> [Activity]
Copy the lines below exactly. Start at the first and finish with the line containing "Answer: (a) 8.4; (b) -9.4.".

[Input data Boundary: Start]

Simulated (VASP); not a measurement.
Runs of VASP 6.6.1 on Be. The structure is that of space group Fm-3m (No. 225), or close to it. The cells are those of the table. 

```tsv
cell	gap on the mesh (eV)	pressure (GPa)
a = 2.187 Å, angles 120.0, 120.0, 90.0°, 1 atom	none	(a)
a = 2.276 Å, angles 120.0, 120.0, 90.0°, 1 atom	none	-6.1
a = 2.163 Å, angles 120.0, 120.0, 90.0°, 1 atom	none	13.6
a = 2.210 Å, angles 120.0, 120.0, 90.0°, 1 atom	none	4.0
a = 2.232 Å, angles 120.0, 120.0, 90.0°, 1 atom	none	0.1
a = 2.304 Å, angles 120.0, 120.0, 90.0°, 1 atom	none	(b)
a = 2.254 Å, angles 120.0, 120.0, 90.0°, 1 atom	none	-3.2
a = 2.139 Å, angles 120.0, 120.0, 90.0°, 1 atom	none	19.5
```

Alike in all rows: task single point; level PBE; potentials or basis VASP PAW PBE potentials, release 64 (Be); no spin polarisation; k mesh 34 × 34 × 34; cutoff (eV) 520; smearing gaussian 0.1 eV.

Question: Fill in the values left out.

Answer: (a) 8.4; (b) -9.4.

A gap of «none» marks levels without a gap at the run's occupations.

[Input data Boundary: End]

> [Written response]
Simulated (VASP); not a measurement.
Runs of VASP 6.6.1 on Be. The structure is that of space group Fm-3m (No. 225), or close to it. The cells are those of the table. 

```tsv
cell	gap on the mesh (eV)	pressure (GPa)
a = 2.187 Å, angles 120.0, 120.0, 90.0°, 1 atom	none	(a)
a = 2.276 Å, angles 120.0, 120.0, 90.0°, 1 atom	none	-6.1
a = 2.163 Å, angles 120.0, 120.0, 90.0°, 1 atom	none	13.6
a = 2.210 Å, angles 120.0, 120.0, 90.0°, 1 atom	none	4.0
a = 2.232 Å, angles 120.0, 120.0, 90.0°, 1 atom	none	0.1
a = 2.304 Å, angles 120.0, 120.0, 90.0°, 1 atom	none	(b)
a = 2.254 Å, angles 120.0, 120.0, 90.0°, 1 atom	none	-3.2
a = 2.139 Å, angles 120.0, 120.0, 90.0°, 1 atom	none	19.5
```

Alike in all rows: task single point; level PBE; potentials or basis VASP PAW PBE potentials, release 64 (Be); no spin polarisation; k mesh 34 × 34 × 34; cutoff (eV) 520; smearing gaussian 0.1 eV.

Question: Fill in the values left out.

Answer: (a) 8.4; (b) -9.4.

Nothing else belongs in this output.